**Exercise**
From the very first line down to the line containing "1. 213 nm (f", write out the material exactly as it appears, and no more.

**Supplied entries**
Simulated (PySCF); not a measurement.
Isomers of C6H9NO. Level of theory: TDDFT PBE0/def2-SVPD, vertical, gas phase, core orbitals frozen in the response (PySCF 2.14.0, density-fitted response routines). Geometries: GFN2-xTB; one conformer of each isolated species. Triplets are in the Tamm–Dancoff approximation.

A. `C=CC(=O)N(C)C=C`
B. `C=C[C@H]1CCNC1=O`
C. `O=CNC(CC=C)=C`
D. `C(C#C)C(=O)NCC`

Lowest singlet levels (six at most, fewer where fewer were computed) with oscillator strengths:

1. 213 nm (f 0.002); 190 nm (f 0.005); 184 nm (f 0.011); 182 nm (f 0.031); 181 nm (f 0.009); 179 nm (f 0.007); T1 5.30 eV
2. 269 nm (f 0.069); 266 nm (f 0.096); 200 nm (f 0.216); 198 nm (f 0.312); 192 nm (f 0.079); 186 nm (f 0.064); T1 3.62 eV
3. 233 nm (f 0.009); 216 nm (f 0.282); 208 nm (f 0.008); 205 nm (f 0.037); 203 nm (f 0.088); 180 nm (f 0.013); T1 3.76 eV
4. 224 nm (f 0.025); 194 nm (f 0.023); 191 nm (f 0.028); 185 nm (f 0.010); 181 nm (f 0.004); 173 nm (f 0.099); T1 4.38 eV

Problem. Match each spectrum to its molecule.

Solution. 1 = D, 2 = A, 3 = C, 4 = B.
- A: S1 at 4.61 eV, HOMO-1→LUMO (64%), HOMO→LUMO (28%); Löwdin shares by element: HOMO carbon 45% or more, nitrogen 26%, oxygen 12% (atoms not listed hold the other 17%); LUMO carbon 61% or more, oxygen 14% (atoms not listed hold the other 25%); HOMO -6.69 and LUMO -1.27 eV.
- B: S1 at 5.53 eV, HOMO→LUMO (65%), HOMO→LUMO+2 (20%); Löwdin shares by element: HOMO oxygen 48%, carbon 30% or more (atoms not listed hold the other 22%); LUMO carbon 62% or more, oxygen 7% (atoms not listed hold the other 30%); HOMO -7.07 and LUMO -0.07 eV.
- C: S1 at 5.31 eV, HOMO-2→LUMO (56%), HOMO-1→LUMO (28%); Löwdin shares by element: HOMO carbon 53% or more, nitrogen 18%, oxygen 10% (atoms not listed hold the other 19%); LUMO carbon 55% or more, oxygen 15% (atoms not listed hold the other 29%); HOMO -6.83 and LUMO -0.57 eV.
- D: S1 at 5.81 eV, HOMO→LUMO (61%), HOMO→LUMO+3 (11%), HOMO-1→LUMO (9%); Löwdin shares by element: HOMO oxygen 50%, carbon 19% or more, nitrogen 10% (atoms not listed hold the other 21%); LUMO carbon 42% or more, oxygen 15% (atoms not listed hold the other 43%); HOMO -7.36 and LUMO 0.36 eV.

**Exercise response**
Simulated (PySCF); not a measurement.
Isomers of C6H9NO. Level of theory: TDDFT PBE0/def2-SVPD, vertical, gas phase, core orbitals frozen in the response (PySCF 2.14.0, density-fitted response routines). Geometries: GFN2-xTB; one conformer of each isolated species. Triplets are in the Tamm–Dancoff approximation.

A. `C=CC(=O)N(C)C=C`
B. `C=C[C@H]1CCNC1=O`
C. `O=CNC(CC=C)=C`
D. `C(C#C)C(=O)NCC`

Lowest singlet levels (six at most, fewer where fewer were computed) with oscillator strengths:

1. 213 nm (f 0.002); 190 nm (f 0.005); 184 nm (f 0.011); 182 nm (f 0.031); 181 nm (f 0.009); 179 nm (f 0.007); T1 5.30 eV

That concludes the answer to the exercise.